Activity:
Only the lines from the first line of the records through the line containing "Question: What does RHF-MP2 give?" belong in the answer. Copy them exactly.

START Information shown

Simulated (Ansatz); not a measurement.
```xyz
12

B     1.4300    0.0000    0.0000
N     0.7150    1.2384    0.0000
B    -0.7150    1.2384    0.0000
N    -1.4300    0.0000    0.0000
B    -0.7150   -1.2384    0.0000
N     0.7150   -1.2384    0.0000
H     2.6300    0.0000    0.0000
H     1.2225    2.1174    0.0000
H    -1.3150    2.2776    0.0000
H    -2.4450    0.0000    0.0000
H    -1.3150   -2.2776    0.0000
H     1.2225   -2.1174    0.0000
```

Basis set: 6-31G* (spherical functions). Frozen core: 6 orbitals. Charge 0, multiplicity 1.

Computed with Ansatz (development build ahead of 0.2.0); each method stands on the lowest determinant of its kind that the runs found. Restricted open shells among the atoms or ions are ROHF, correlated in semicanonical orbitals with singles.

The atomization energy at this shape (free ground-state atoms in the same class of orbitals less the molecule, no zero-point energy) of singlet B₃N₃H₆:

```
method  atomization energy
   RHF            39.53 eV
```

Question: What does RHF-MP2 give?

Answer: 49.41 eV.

END Information shown

Response box:
Simulated (Ansatz); not a measurement.
```xyz
12

B     1.4300    0.0000    0.0000
N     0.7150    1.2384    0.0000
B    -0.7150    1.2384    0.0000
N    -1.4300    0.0000    0.0000
B    -0.7150   -1.2384    0.0000
N     0.7150   -1.2384    0.0000
H     2.6300    0.0000    0.0000
H     1.2225    2.1174    0.0000
H    -1.3150    2.2776    0.0000
H    -2.4450    0.0000    0.0000
H    -1.3150   -2.2776    0.0000
H     1.2225   -2.1174    0.0000
```

Basis set: 6-31G* (spherical functions). Frozen core: 6 orbitals. Charge 0, multiplicity 1.

Computed with Ansatz (development build ahead of 0.2.0); each method stands on the lowest determinant of its kind that the runs found. Restricted open shells among the atoms or ions are ROHF, correlated in semicanonical orbitals with singles.

The atomization energy at this shape (free ground-state atoms in the same class of orbitals less the molecule, no zero-point energy) of singlet B₃N₃H₆:

```
method  atomization energy
   RHF            39.53 eV
```

Question: What does RHF-MP2 give?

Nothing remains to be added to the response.